↓
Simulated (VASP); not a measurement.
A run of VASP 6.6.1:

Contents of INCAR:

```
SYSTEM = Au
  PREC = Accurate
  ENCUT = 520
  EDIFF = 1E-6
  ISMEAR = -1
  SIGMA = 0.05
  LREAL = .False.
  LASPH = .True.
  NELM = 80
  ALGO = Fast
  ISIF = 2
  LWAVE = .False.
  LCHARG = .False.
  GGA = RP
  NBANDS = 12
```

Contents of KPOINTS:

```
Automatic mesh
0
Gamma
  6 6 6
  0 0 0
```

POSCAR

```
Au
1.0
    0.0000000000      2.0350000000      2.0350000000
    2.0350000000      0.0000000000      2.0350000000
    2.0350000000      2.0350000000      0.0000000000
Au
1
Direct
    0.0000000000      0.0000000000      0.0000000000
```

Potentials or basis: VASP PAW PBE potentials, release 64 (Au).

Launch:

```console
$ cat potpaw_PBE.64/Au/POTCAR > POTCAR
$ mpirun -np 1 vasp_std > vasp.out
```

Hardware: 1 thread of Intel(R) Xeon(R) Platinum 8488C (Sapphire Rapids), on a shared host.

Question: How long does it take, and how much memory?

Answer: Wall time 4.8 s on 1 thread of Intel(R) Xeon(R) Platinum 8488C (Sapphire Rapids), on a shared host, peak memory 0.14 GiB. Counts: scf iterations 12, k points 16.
↑

Go back to the start of the listing above. Reproduce each line exactly, ending with the line that contains "Question: How long".

§ **WRITTEN SOLUTION**
Simulated (VASP); not a measurement.
A run of VASP 6.6.1:

Contents of INCAR:

```
SYSTEM = Au
  PREC = Accurate
  ENCUT = 520
  EDIFF = 1E-6
  ISMEAR = -1
  SIGMA = 0.05
  LREAL = .False.
  LASPH = .True.
  NELM = 80
  ALGO = Fast
  ISIF = 2
  LWAVE = .False.
  LCHARG = .False.
  GGA = RP
  NBANDS = 12
```

Contents of KPOINTS:

```
Automatic mesh
0
Gamma
  6 6 6
  0 0 0
```

POSCAR

```
Au
1.0
    0.0000000000      2.0350000000      2.0350000000
    2.0350000000      0.0000000000      2.0350000000
    2.0350000000      2.0350000000      0.0000000000
Au
1
Direct
    0.0000000000      0.0000000000      0.0000000000
```

Potentials or basis: VASP PAW PBE potentials, release 64 (Au).

Launch:

```console
$ cat potpaw_PBE.64/Au/POTCAR > POTCAR
$ mpirun -np 1 vasp_std > vasp.out
```

Hardware: 1 thread of Intel(R) Xeon(R) Platinum 8488C (Sapphire Rapids), on a shared host.

Question: How long does it take, and how much memory?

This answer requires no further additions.